## STUDY MATERIAL
###

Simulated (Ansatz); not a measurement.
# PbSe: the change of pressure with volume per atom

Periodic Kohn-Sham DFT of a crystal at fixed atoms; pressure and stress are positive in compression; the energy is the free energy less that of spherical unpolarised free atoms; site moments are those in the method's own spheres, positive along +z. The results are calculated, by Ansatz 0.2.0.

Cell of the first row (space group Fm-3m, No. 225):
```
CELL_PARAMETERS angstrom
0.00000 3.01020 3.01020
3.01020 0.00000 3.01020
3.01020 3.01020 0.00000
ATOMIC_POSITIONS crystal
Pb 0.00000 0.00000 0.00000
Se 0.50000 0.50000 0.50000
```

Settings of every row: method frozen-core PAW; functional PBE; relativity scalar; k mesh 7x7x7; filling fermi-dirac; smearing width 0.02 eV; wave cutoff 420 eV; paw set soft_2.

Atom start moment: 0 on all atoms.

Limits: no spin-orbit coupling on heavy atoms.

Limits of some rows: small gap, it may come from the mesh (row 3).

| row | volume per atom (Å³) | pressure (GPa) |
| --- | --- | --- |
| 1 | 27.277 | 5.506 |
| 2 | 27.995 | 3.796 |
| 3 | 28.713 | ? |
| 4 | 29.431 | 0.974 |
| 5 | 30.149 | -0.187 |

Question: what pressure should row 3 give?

###

## WORK REQUEST
Give back, word for word, only the lines above from the line holding "29.431 | 0.974 |" to the line holding "30.149 | -0.187 |", both included.

## PROBLEM SOLUTION
| 4 | 29.431 | 0.974 |
| 5 | 30.149 | -0.187 |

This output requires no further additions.